══ DATASET ══

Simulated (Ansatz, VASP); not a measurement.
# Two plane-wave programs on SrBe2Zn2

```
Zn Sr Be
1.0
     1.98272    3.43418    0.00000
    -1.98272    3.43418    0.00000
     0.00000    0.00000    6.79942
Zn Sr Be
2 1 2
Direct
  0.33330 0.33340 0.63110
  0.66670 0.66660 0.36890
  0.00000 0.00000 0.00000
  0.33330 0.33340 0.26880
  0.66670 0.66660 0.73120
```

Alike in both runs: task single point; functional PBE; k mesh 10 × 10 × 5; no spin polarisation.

═══

Would you return all of the data exactly as it stands above?

▶ _ANSWER AREA_:
Simulated (Ansatz, VASP); not a measurement.
# Two plane-wave programs on SrBe2Zn2

```
Zn Sr Be
1.0
     1.98272    3.43418    0.00000
    -1.98272    3.43418    0.00000
     0.00000    0.00000    6.79942
Zn Sr Be
2 1 2
Direct
  0.33330 0.33340 0.63110
  0.66670 0.66660 0.36890
  0.00000 0.00000 0.00000
  0.33330 0.33340 0.26880
  0.66670 0.66660 0.73120
```

Alike in both runs: task single point; functional PBE; k mesh 10 × 10 × 5; no spin polarisation.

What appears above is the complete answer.